◆ RECORDS SUPPLIED
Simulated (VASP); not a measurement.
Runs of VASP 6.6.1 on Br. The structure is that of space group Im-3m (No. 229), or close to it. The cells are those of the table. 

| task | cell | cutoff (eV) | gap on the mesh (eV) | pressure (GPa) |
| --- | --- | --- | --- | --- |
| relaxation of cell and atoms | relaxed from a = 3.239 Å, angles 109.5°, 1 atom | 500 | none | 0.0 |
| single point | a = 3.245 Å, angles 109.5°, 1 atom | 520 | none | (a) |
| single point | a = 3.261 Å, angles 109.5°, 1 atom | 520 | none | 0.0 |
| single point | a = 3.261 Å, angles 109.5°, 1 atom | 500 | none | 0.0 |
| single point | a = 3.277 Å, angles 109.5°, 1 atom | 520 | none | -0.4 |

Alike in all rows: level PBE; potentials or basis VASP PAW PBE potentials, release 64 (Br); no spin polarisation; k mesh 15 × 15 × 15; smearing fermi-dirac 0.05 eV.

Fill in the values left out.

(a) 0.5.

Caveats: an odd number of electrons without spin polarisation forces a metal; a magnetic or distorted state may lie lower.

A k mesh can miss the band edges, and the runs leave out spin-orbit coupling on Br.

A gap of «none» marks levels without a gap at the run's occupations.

◆ ACTIVITY
Extract the lines of the preceding material that run from the line with "Alike in all" through the line with "A k mesh can", inclusive, reproducing them exactly and adding nothing.

◆ EXERCISE ANSWER
Alike in all rows: level PBE; potentials or basis VASP PAW PBE potentials, release 64 (Br); no spin polarisation; k mesh 15 × 15 × 15; smearing fermi-dirac 0.05 eV.

Fill in the values left out.

(a) 0.5.

Caveats: an odd number of electrons without spin polarisation forces a metal; a magnetic or distorted state may lie lower.

A k mesh can miss the band edges, and the runs leave out spin-orbit coupling on Br.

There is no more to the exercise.